Required action: In the listing below, find the line containing "Q: Roughly how" and the line containing "A: About 18 s.". Repeat exactly those two lines and every line between them, nothing more.

Data for review:
§

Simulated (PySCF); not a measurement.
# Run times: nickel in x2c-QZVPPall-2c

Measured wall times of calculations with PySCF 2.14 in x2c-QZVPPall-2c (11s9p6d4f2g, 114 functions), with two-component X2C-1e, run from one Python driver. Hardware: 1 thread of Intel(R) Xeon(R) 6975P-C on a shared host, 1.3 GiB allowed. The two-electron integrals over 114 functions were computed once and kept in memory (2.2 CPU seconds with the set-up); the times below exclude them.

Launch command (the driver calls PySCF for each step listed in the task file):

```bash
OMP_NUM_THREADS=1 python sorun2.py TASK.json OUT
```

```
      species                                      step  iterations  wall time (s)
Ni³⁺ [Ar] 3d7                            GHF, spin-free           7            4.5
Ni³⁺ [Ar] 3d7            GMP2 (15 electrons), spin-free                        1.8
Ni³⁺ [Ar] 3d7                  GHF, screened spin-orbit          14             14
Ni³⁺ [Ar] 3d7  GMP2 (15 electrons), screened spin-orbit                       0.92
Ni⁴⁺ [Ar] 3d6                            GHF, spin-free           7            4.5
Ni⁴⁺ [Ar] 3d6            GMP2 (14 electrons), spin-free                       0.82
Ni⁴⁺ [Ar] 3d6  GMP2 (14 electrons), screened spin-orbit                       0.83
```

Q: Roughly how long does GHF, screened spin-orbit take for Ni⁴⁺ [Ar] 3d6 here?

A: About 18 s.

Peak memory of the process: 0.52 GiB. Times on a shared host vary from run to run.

§

Task solution:
Q: Roughly how long does GHF, screened spin-orbit take for Ni⁴⁺ [Ar] 3d6 here?

A: About 18 s.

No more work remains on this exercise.